§ **ACTIVITY**
Would you transcribe the records word for word, please?

§ **EXTRACTED ENTRIES**
------------------------------------

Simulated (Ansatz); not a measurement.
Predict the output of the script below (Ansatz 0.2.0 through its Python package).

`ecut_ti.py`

------------------------------------

§ **TASK RESPONSE**
Simulated (Ansatz); not a measurement.
Predict the output of the script below (Ansatz 0.2.0 through its Python package).

`ecut_ti.py`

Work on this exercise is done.